### Work item
Return a word-for-word copy of the complete listing below.

### Raw data
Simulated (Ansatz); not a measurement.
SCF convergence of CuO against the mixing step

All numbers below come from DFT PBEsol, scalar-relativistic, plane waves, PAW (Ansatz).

### Your response
Simulated (Ansatz); not a measurement.
SCF convergence of CuO against the mixing step

All numbers below come from DFT PBEsol, scalar-relativistic, plane waves, PAW (Ansatz).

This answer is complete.